- [REQUIREMENT]:
Transcribe exactly the span of lines that begins the records and ends with the line holding "Ansatz 0.2.0 |", both boundary lines included.

....
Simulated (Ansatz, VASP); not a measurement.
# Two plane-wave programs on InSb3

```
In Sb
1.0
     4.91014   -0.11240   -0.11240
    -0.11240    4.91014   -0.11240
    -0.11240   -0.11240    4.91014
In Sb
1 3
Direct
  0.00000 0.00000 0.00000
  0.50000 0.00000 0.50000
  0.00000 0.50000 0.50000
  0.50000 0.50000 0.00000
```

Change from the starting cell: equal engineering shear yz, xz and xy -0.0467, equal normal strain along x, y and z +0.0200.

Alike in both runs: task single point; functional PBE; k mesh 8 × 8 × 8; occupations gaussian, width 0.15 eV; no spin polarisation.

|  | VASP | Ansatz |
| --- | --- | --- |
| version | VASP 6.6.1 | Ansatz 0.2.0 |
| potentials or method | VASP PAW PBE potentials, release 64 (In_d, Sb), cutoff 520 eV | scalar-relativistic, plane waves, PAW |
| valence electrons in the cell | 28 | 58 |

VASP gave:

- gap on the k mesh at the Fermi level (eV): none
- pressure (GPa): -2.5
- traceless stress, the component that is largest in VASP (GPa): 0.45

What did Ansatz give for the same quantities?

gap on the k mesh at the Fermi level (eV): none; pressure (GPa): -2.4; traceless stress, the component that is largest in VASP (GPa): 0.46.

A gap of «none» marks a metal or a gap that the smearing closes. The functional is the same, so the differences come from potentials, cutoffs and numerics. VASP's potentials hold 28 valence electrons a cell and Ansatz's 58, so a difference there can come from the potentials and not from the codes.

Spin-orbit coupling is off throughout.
....

- [RESPONSE]:
Simulated (Ansatz, VASP); not a measurement.
# Two plane-wave programs on InSb3

```
In Sb
1.0
     4.91014   -0.11240   -0.11240
    -0.11240    4.91014   -0.11240
    -0.11240   -0.11240    4.91014
In Sb
1 3
Direct
  0.00000 0.00000 0.00000
  0.50000 0.00000 0.50000
  0.00000 0.50000 0.50000
  0.50000 0.50000 0.00000
```

Change from the starting cell: equal engineering shear yz, xz and xy -0.0467, equal normal strain along x, y and z +0.0200.

Alike in both runs: task single point; functional PBE; k mesh 8 × 8 × 8; occupations gaussian, width 0.15 eV; no spin polarisation.

|  | VASP | Ansatz |
| --- | --- | --- |
| version | VASP 6.6.1 | Ansatz 0.2.0 |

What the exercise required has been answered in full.